********************
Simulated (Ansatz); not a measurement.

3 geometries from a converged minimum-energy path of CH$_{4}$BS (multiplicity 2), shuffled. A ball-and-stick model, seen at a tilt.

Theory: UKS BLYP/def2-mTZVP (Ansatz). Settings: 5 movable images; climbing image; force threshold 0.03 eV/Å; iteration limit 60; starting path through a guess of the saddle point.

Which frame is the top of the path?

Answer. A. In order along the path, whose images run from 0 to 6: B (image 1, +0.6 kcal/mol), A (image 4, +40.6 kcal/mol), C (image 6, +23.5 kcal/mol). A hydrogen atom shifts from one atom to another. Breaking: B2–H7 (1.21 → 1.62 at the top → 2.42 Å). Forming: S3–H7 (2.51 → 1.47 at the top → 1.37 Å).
********************

Everything above from the line containing "Theory: UKS BLYP/def2-mTZVP" through the line containing "Which frame is the top of the path?" must be copied exactly. Nothing outside that range belongs in the answer.

Theory: UKS BLYP/def2-mTZVP (Ansatz). Settings: 5 movable images; climbing image; force threshold 0.03 eV/Å; iteration limit 60; starting path through a guess of the saddle point.

Which frame is the top of the path?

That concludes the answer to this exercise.